Action item: Would you write out, word for word, each line of the records below from the top through the one holding "Several could match;"?

Extracted material:
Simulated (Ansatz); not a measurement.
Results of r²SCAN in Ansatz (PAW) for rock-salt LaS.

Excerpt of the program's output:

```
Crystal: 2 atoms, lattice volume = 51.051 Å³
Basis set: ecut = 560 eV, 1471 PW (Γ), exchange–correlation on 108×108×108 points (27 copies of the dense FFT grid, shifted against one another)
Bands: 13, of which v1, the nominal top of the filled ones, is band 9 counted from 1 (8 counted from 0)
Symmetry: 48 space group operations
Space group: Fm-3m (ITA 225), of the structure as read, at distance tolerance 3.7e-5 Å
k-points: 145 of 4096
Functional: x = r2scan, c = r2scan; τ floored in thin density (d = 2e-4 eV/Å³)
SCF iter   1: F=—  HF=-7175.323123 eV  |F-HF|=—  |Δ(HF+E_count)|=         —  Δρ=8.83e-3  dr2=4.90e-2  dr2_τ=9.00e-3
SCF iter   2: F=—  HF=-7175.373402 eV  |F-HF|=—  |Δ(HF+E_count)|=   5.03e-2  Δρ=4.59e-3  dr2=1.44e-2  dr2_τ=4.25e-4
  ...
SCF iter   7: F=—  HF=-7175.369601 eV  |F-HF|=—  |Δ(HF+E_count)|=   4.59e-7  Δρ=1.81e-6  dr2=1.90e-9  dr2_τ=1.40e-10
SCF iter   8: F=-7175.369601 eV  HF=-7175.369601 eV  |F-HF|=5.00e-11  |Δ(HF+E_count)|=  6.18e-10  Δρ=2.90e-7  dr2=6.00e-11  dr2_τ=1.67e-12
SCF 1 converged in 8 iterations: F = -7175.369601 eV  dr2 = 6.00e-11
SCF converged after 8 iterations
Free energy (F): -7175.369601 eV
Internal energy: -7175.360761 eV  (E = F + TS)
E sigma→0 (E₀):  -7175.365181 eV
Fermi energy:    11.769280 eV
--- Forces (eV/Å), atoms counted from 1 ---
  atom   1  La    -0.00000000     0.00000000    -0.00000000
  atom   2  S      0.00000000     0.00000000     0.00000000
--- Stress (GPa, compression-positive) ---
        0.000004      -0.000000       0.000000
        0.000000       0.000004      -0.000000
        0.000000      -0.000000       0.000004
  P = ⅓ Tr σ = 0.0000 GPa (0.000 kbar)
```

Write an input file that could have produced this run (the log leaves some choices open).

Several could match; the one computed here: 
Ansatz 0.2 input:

Reply:
Simulated (Ansatz); not a measurement.
Results of r²SCAN in Ansatz (PAW) for rock-salt LaS.

Excerpt of the program's output:

```
Crystal: 2 atoms, lattice volume = 51.051 Å³
Basis set: ecut = 560 eV, 1471 PW (Γ), exchange–correlation on 108×108×108 points (27 copies of the dense FFT grid, shifted against one another)
Bands: 13, of which v1, the nominal top of the filled ones, is band 9 counted from 1 (8 counted from 0)
Symmetry: 48 space group operations
Space group: Fm-3m (ITA 225), of the structure as read, at distance tolerance 3.7e-5 Å
k-points: 145 of 4096
Functional: x = r2scan, c = r2scan; τ floored in thin density (d = 2e-4 eV/Å³)
SCF iter   1: F=—  HF=-7175.323123 eV  |F-HF|=—  |Δ(HF+E_count)|=         —  Δρ=8.83e-3  dr2=4.90e-2  dr2_τ=9.00e-3
SCF iter   2: F=—  HF=-7175.373402 eV  |F-HF|=—  |Δ(HF+E_count)|=   5.03e-2  Δρ=4.59e-3  dr2=1.44e-2  dr2_τ=4.25e-4
  ...
SCF iter   7: F=—  HF=-7175.369601 eV  |F-HF|=—  |Δ(HF+E_count)|=   4.59e-7  Δρ=1.81e-6  dr2=1.90e-9  dr2_τ=1.40e-10
SCF iter   8: F=-7175.369601 eV  HF=-7175.369601 eV  |F-HF|=5.00e-11  |Δ(HF+E_count)|=  6.18e-10  Δρ=2.90e-7  dr2=6.00e-11  dr2_τ=1.67e-12
SCF 1 converged in 8 iterations: F = -7175.369601 eV  dr2 = 6.00e-11
SCF converged after 8 iterations
Free energy (F): -7175.369601 eV
Internal energy: -7175.360761 eV  (E = F + TS)
E sigma→0 (E₀):  -7175.365181 eV
Fermi energy:    11.769280 eV
--- Forces (eV/Å), atoms counted from 1 ---
  atom   1  La    -0.00000000     0.00000000    -0.00000000
  atom   2  S      0.00000000     0.00000000     0.00000000
--- Stress (GPa, compression-positive) ---
        0.000004      -0.000000       0.000000
        0.000000       0.000004      -0.000000
        0.000000      -0.000000       0.000004
  P = ⅓ Tr σ = 0.0000 GPa (0.000 kbar)
```

Write an input file that could have produced this run (the log leaves some choices open).

Several could match; the one computed here: 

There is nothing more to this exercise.